## INFORMATION SHOWN:
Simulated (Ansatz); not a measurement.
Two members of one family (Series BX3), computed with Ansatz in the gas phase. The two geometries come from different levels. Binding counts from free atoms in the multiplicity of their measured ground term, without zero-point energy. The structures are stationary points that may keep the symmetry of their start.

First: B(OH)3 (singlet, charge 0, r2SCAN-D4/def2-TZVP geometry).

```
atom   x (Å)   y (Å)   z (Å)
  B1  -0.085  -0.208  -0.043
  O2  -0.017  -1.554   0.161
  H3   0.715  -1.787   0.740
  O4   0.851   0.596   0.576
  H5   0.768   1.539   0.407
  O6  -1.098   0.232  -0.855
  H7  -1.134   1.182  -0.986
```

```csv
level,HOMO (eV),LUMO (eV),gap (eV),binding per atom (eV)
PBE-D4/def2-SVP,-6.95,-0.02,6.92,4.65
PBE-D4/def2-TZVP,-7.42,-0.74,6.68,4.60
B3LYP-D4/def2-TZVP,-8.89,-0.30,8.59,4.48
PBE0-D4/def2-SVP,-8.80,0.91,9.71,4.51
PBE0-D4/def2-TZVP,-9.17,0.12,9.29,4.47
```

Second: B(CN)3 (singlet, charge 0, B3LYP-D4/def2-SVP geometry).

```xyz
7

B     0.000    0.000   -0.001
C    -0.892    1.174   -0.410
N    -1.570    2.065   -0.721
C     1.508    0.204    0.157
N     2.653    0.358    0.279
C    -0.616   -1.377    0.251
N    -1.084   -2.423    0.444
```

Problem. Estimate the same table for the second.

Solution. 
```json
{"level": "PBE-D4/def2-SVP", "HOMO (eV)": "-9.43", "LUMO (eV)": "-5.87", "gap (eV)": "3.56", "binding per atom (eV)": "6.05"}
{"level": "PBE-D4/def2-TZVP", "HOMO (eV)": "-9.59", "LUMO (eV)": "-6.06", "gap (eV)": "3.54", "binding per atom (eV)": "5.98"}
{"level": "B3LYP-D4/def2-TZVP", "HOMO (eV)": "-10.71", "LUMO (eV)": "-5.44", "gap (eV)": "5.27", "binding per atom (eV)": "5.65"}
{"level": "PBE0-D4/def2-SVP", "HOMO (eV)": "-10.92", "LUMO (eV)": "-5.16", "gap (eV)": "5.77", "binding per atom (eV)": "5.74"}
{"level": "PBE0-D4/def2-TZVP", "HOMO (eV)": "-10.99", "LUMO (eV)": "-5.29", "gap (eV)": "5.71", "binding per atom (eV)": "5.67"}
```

## WORK ITEM:
Set down exactly the lines above that run from the start of the listing to the line with "Two members of". Leave out every later line.

## REPLY:
Simulated (Ansatz); not a measurement.
Two members of one family (Series BX3), computed with Ansatz in the gas phase. The two geometries come from different levels. Binding counts from free atoms in the multiplicity of their measured ground term, without zero-point energy. The structures are stationary points that may keep the symmetry of their start.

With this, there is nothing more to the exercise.